> DATA:
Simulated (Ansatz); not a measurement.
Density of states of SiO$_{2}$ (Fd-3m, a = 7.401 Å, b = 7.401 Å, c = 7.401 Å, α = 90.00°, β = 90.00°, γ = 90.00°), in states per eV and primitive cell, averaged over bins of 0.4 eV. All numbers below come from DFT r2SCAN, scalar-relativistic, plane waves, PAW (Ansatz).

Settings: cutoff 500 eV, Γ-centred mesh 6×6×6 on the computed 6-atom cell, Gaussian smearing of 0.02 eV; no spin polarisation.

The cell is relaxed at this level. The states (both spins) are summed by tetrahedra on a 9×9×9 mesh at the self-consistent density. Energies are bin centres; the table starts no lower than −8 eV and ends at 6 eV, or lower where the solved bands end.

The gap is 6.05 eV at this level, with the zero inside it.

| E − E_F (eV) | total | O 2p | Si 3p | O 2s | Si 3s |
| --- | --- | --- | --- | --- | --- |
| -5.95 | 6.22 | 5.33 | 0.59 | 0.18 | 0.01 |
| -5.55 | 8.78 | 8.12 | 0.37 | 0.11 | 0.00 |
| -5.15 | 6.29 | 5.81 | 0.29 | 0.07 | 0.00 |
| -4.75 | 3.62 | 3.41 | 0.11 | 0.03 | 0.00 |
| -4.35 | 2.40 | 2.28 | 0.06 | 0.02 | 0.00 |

> WORK ORDER:
Could you return all of the entries exactly as they stand?

> TASK RESULT:
Simulated (Ansatz); not a measurement.
Density of states of SiO$_{2}$ (Fd-3m, a = 7.401 Å, b = 7.401 Å, c = 7.401 Å, α = 90.00°, β = 90.00°, γ = 90.00°), in states per eV and primitive cell, averaged over bins of 0.4 eV. All numbers below come from DFT r2SCAN, scalar-relativistic, plane waves, PAW (Ansatz).

Settings: cutoff 500 eV, Γ-centred mesh 6×6×6 on the computed 6-atom cell, Gaussian smearing of 0.02 eV; no spin polarisation.

The cell is relaxed at this level. The states (both spins) are summed by tetrahedra on a 9×9×9 mesh at the self-consistent density. Energies are bin centres; the table starts no lower than −8 eV and ends at 6 eV, or lower where the solved bands end.

The gap is 6.05 eV at this level, with the zero inside it.

| E − E_F (eV) | total | O 2p | Si 3p | O 2s | Si 3s |
| --- | --- | --- | --- | --- | --- |
| -5.95 | 6.22 | 5.33 | 0.59 | 0.18 | 0.01 |
| -5.55 | 8.78 | 8.12 | 0.37 | 0.11 | 0.00 |
| -5.15 | 6.29 | 5.81 | 0.29 | 0.07 | 0.00 |
| -4.75 | 3.62 | 3.41 | 0.11 | 0.03 | 0.00 |
| -4.35 | 2.40 | 2.28 | 0.06 | 0.02 | 0.00 |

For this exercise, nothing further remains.